### WORK REQUEST:
Restate word for word the lines of the entries below, starting with the line that holds "A file KPOINTS_OPT" and ending with the line that holds "## Step 3: Altered input 1", and no others.

### DATASET EXTRACT:
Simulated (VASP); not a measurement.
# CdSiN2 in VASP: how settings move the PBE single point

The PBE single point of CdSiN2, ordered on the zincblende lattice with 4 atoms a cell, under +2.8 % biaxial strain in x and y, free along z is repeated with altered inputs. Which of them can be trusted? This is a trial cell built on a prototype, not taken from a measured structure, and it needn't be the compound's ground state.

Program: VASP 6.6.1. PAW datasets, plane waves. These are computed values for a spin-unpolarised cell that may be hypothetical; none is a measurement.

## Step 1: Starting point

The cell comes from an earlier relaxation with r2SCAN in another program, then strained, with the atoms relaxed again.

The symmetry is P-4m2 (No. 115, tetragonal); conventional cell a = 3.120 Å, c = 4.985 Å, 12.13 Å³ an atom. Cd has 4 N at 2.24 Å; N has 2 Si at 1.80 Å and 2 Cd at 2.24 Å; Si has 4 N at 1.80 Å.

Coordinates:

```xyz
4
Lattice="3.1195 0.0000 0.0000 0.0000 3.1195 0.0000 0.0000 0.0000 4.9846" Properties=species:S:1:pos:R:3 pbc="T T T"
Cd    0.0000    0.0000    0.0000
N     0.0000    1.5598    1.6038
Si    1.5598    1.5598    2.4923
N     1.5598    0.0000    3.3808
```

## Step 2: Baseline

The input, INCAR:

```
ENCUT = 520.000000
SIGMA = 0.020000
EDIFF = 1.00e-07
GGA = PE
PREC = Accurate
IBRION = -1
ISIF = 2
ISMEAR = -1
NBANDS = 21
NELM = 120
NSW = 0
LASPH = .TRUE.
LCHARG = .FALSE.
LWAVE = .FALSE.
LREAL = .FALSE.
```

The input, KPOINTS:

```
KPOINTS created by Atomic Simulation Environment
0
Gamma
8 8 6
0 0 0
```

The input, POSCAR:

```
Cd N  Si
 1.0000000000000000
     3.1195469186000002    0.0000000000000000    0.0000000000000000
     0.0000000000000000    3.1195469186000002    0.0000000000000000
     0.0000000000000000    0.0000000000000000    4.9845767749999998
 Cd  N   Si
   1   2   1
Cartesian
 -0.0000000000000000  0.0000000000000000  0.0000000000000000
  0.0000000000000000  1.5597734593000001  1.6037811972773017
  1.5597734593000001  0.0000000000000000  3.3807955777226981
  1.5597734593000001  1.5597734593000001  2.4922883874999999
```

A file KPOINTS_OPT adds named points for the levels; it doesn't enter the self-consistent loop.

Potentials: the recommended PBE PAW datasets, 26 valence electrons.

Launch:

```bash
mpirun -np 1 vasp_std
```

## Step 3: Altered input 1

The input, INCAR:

### WRITTEN RESPONSE:
A file KPOINTS_OPT adds named points for the levels; it doesn't enter the self-consistent loop.

Potentials: the recommended PBE PAW datasets, 26 valence electrons.

Launch:

```bash
mpirun -np 1 vasp_std
```

## Step 3: Altered input 1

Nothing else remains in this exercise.